Restate the whole listing exactly, leaving nothing out.

-*-

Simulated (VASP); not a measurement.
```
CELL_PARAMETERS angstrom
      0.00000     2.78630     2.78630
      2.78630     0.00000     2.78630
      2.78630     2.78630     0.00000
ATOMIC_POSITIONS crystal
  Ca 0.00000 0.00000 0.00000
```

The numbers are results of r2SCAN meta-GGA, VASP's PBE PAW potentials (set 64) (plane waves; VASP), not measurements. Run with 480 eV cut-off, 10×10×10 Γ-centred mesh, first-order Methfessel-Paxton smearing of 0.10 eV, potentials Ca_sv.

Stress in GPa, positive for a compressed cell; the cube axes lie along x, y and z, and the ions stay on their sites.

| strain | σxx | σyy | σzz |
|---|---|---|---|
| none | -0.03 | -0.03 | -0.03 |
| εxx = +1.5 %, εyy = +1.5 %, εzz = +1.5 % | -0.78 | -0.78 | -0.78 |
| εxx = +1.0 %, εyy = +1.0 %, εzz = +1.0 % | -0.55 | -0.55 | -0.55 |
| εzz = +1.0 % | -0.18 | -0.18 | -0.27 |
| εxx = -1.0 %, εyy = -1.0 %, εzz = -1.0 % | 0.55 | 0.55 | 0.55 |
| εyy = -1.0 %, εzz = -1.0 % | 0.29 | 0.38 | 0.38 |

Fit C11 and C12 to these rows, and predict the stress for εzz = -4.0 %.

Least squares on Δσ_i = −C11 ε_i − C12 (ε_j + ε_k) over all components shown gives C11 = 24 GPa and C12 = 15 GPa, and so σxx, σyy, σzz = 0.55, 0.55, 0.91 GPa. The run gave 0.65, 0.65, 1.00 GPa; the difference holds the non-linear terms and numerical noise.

-*-

* _Expected answer_
Simulated (VASP); not a measurement.
```
CELL_PARAMETERS angstrom
      0.00000     2.78630     2.78630
      2.78630     0.00000     2.78630
      2.78630     2.78630     0.00000
ATOMIC_POSITIONS crystal
  Ca 0.00000 0.00000 0.00000
```

The numbers are results of r2SCAN meta-GGA, VASP's PBE PAW potentials (set 64) (plane waves; VASP), not measurements. Run with 480 eV cut-off, 10×10×10 Γ-centred mesh, first-order Methfessel-Paxton smearing of 0.10 eV, potentials Ca_sv.

Stress in GPa, positive for a compressed cell; the cube axes lie along x, y and z, and the ions stay on their sites.

| strain | σxx | σyy | σzz |
|---|---|---|---|
| none | -0.03 | -0.03 | -0.03 |
| εxx = +1.5 %, εyy = +1.5 %, εzz = +1.5 % | -0.78 | -0.78 | -0.78 |
| εxx = +1.0 %, εyy = +1.0 %, εzz = +1.0 % | -0.55 | -0.55 | -0.55 |
| εzz = +1.0 % | -0.18 | -0.18 | -0.27 |
| εxx = -1.0 %, εyy = -1.0 %, εzz = -1.0 % | 0.55 | 0.55 | 0.55 |
| εyy = -1.0 %, εzz = -1.0 % | 0.29 | 0.38 | 0.38 |

Fit C11 and C12 to these rows, and predict the stress for εzz = -4.0 %.

Least squares on Δσ_i = −C11 ε_i − C12 (ε_j + ε_k) over all components shown gives C11 = 24 GPa and C12 = 15 GPa, and so σxx, σyy, σzz = 0.55, 0.55, 0.91 GPa. The run gave 0.65, 0.65, 1.00 GPa; the difference holds the non-linear terms and numerical noise.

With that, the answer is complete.